(Dataset extract Opens)
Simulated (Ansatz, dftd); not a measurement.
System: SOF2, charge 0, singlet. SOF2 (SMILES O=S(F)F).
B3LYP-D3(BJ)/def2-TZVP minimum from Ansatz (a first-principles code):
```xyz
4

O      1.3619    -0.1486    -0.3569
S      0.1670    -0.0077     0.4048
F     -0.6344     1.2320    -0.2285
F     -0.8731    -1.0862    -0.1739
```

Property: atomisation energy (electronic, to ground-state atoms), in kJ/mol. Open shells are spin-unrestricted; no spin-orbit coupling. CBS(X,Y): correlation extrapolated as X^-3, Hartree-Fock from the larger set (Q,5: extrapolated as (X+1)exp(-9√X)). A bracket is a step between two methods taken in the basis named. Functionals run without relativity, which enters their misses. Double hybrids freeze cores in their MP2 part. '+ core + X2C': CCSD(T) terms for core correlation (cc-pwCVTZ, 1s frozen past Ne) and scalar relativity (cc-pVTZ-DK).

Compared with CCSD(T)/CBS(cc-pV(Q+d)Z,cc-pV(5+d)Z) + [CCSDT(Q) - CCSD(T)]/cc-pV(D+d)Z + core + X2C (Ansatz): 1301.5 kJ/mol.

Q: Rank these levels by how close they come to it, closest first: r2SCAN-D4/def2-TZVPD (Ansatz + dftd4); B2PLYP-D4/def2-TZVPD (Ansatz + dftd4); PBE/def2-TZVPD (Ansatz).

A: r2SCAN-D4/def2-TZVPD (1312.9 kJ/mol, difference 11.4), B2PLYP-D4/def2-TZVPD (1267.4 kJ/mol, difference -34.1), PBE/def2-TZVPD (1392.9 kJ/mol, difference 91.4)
(Dataset extract Closes)

• Task item:
Starting from the top of the records and ending at the line that contains "Q: Rank these", repeat each line exactly and return only those lines.

• Problem solution:
Simulated (Ansatz, dftd); not a measurement.
System: SOF2, charge 0, singlet. SOF2 (SMILES O=S(F)F).
B3LYP-D3(BJ)/def2-TZVP minimum from Ansatz (a first-principles code):
```xyz
4

O      1.3619    -0.1486    -0.3569
S      0.1670    -0.0077     0.4048
F     -0.6344     1.2320    -0.2285
F     -0.8731    -1.0862    -0.1739
```

Property: atomisation energy (electronic, to ground-state atoms), in kJ/mol. Open shells are spin-unrestricted; no spin-orbit coupling. CBS(X,Y): correlation extrapolated as X^-3, Hartree-Fock from the larger set (Q,5: extrapolated as (X+1)exp(-9√X)). A bracket is a step between two methods taken in the basis named. Functionals run without relativity, which enters their misses. Double hybrids freeze cores in their MP2 part. '+ core + X2C': CCSD(T) terms for core correlation (cc-pwCVTZ, 1s frozen past Ne) and scalar relativity (cc-pVTZ-DK).

Compared with CCSD(T)/CBS(cc-pV(Q+d)Z,cc-pV(5+d)Z) + [CCSDT(Q) - CCSD(T)]/cc-pV(D+d)Z + core + X2C (Ansatz): 1301.5 kJ/mol.

Q: Rank these levels by how close they come to it, closest first: r2SCAN-D4/def2-TZVPD (Ansatz + dftd4); B2PLYP-D4/def2-TZVPD (Ansatz + dftd4); PBE/def2-TZVPD (Ansatz).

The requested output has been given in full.